ASSIGNED TASK - From the line containing "3. Carbon types" down to the line containing "The others: CC(=O)[SiH2]O[SiH2]O[SiH3]" in the records below, reproduce every line exactly, ends included, and omit all others.

DATA RECORDS -
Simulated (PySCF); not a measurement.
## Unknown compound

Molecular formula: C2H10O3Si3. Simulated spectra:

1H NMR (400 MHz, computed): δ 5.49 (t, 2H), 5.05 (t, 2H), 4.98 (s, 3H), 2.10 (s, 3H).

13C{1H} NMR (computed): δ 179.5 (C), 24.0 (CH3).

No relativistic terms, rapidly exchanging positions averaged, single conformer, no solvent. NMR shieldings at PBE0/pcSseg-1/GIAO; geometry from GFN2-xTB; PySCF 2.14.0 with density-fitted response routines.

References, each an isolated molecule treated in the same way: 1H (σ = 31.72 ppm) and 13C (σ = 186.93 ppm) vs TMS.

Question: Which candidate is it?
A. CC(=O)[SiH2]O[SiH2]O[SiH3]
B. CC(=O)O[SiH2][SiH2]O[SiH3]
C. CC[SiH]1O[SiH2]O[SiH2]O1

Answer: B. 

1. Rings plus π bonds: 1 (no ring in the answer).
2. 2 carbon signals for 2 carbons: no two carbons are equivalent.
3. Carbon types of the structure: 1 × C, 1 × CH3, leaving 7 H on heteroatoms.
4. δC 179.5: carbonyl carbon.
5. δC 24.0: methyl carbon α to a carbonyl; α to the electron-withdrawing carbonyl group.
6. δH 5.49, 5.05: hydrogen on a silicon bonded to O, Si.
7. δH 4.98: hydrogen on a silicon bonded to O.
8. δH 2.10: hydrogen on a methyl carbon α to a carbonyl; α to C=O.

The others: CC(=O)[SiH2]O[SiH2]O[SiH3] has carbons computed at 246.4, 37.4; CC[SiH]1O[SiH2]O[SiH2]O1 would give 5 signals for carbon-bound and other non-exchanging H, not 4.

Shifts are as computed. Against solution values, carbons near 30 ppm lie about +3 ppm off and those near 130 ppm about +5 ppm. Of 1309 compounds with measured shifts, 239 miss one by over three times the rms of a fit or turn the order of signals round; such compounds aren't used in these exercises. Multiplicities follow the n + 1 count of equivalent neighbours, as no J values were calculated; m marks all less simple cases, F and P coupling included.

EXERCISE OUTPUT -
3. Carbon types of the structure: 1 × C, 1 × CH3, leaving 7 H on heteroatoms.
4. δC 179.5: carbonyl carbon.
5. δC 24.0: methyl carbon α to a carbonyl; α to the electron-withdrawing carbonyl group.
6. δH 5.49, 5.05: hydrogen on a silicon bonded to O, Si.
7. δH 4.98: hydrogen on a silicon bonded to O.
8. δH 2.10: hydrogen on a methyl carbon α to a carbonyl; α to C=O.

The others: CC(=O)[SiH2]O[SiH2]O[SiH3] has carbons computed at 246.4, 37.4; CC[SiH]1O[SiH2]O[SiH2]O1 would give 5 signals for carbon-bound and other non-exchanging H, not 4.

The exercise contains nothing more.